-------- Information provided --------

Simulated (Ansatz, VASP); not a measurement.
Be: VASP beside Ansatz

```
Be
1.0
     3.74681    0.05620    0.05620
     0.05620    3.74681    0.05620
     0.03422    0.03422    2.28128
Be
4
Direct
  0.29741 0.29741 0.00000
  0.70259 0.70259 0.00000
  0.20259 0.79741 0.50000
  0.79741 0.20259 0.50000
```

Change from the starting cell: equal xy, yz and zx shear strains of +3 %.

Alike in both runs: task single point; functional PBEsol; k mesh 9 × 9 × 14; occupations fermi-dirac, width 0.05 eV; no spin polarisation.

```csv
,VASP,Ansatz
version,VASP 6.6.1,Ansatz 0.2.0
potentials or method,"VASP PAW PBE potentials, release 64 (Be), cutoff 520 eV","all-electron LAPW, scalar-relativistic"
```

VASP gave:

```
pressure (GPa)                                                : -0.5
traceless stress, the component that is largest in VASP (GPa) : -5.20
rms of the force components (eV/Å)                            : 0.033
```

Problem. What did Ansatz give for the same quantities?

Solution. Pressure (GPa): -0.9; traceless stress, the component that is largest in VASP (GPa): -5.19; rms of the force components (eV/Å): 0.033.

--------

## Activity
Copy all of the data exactly. Skip nothing.

## Exercise output
Simulated (Ansatz, VASP); not a measurement.
Be: VASP beside Ansatz

```
Be
1.0
     3.74681    0.05620    0.05620
     0.05620    3.74681    0.05620
     0.03422    0.03422    2.28128
Be
4
Direct
  0.29741 0.29741 0.00000
  0.70259 0.70259 0.00000
  0.20259 0.79741 0.50000
  0.79741 0.20259 0.50000
```

Change from the starting cell: equal xy, yz and zx shear strains of +3 %.

Alike in both runs: task single point; functional PBEsol; k mesh 9 × 9 × 14; occupations fermi-dirac, width 0.05 eV; no spin polarisation.

```csv
,VASP,Ansatz
version,VASP 6.6.1,Ansatz 0.2.0
potentials or method,"VASP PAW PBE potentials, release 64 (Be), cutoff 520 eV","all-electron LAPW, scalar-relativistic"
```

VASP gave:

```
pressure (GPa)                                                : -0.5
traceless stress, the component that is largest in VASP (GPa) : -5.20
rms of the force components (eV/Å)                            : 0.033
```

Problem. What did Ansatz give for the same quantities?

Solution. Pressure (GPa): -0.9; traceless stress, the component that is largest in VASP (GPa): -5.19; rms of the force components (eV/Å): 0.033.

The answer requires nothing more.